[EXERCISE] Could you copy, exactly as written, every line from the first line of the records through the one containing "All values are"?

══════════════════════════════
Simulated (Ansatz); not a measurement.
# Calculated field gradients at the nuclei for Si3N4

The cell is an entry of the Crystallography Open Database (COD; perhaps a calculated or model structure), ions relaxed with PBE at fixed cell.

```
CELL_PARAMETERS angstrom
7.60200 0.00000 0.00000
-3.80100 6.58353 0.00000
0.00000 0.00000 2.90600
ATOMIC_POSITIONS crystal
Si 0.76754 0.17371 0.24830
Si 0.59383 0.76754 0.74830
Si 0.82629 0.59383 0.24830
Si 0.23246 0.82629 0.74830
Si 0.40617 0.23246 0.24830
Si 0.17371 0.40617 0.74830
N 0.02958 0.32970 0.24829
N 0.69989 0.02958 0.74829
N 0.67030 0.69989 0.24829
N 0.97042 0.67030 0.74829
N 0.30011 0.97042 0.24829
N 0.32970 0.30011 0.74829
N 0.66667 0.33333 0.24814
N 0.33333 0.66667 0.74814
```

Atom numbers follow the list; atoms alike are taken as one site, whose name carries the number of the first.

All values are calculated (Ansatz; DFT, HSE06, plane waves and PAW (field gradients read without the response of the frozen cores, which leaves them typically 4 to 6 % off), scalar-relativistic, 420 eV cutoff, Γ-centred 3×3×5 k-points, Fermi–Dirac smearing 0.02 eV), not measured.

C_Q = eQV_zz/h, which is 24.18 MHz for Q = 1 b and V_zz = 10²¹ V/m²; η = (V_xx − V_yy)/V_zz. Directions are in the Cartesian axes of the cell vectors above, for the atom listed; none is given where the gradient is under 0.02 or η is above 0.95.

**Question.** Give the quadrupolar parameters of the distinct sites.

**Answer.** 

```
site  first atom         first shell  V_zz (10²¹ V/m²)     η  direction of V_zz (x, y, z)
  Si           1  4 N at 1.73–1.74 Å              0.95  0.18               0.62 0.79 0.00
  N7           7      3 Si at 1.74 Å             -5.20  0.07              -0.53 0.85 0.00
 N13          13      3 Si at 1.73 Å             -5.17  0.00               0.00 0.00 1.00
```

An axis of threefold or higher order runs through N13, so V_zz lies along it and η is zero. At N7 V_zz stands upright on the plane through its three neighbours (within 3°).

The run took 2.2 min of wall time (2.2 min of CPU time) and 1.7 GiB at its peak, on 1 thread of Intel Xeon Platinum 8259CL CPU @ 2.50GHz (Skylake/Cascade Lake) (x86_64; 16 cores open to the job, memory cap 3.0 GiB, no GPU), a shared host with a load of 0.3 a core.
══════════════════════════════

[PROBLEM SOLUTION]
Simulated (Ansatz); not a measurement.
# Calculated field gradients at the nuclei for Si3N4

The cell is an entry of the Crystallography Open Database (COD; perhaps a calculated or model structure), ions relaxed with PBE at fixed cell.

```
CELL_PARAMETERS angstrom
7.60200 0.00000 0.00000
-3.80100 6.58353 0.00000
0.00000 0.00000 2.90600
ATOMIC_POSITIONS crystal
Si 0.76754 0.17371 0.24830
Si 0.59383 0.76754 0.74830
Si 0.82629 0.59383 0.24830
Si 0.23246 0.82629 0.74830
Si 0.40617 0.23246 0.24830
Si 0.17371 0.40617 0.74830
N 0.02958 0.32970 0.24829
N 0.69989 0.02958 0.74829
N 0.67030 0.69989 0.24829
N 0.97042 0.67030 0.74829
N 0.30011 0.97042 0.24829
N 0.32970 0.30011 0.74829
N 0.66667 0.33333 0.24814
N 0.33333 0.66667 0.74814
```

Atom numbers follow the list; atoms alike are taken as one site, whose name carries the number of the first.

All values are calculated (Ansatz; DFT, HSE06, plane waves and PAW (field gradients read without the response of the frozen cores, which leaves them typically 4 to 6 % off), scalar-relativistic, 420 eV cutoff, Γ-centred 3×3×5 k-points, Fermi–Dirac smearing 0.02 eV), not measured.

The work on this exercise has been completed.